··· DATA FOR ANALYSIS ···

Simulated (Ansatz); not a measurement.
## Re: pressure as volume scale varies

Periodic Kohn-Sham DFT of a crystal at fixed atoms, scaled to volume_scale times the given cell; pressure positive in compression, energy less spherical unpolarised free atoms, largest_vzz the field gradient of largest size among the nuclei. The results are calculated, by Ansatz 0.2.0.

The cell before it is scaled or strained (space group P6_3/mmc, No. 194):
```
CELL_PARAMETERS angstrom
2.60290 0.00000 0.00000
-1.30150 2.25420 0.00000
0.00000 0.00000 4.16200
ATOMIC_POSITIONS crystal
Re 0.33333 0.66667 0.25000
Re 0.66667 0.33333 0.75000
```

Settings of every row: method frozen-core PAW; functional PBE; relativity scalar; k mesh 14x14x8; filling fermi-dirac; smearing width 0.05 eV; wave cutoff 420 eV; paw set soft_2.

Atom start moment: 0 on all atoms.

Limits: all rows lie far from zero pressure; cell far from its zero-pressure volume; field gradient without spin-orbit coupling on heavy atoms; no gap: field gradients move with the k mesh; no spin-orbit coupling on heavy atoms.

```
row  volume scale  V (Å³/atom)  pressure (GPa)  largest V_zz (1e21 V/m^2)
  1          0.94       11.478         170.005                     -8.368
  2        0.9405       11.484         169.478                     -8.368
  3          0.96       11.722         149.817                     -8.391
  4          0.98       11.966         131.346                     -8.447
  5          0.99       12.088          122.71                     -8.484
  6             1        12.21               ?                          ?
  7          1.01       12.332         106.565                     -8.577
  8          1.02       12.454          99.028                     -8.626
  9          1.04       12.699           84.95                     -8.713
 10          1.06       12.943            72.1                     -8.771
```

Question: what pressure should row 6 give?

···

ACTIVITY
Each line of the records should be transcribed without change.

TASK ANSWER
Simulated (Ansatz); not a measurement.
## Re: pressure as volume scale varies

Periodic Kohn-Sham DFT of a crystal at fixed atoms, scaled to volume_scale times the given cell; pressure positive in compression, energy less spherical unpolarised free atoms, largest_vzz the field gradient of largest size among the nuclei. The results are calculated, by Ansatz 0.2.0.

The cell before it is scaled or strained (space group P6_3/mmc, No. 194):
```
CELL_PARAMETERS angstrom
2.60290 0.00000 0.00000
-1.30150 2.25420 0.00000
0.00000 0.00000 4.16200
ATOMIC_POSITIONS crystal
Re 0.33333 0.66667 0.25000
Re 0.66667 0.33333 0.75000
```

Settings of every row: method frozen-core PAW; functional PBE; relativity scalar; k mesh 14x14x8; filling fermi-dirac; smearing width 0.05 eV; wave cutoff 420 eV; paw set soft_2.

Atom start moment: 0 on all atoms.

Limits: all rows lie far from zero pressure; cell far from its zero-pressure volume; field gradient without spin-orbit coupling on heavy atoms; no gap: field gradients move with the k mesh; no spin-orbit coupling on heavy atoms.

```
row  volume scale  V (Å³/atom)  pressure (GPa)  largest V_zz (1e21 V/m^2)
  1          0.94       11.478         170.005                     -8.368
  2        0.9405       11.484         169.478                     -8.368
  3          0.96       11.722         149.817                     -8.391
  4          0.98       11.966         131.346                     -8.447
  5          0.99       12.088          122.71                     -8.484
  6             1        12.21               ?                          ?
  7          1.01       12.332         106.565                     -8.577
  8          1.02       12.454          99.028                     -8.626
  9          1.04       12.699           84.95                     -8.713
 10          1.06       12.943            72.1                     -8.771
```

Question: what pressure should row 6 give?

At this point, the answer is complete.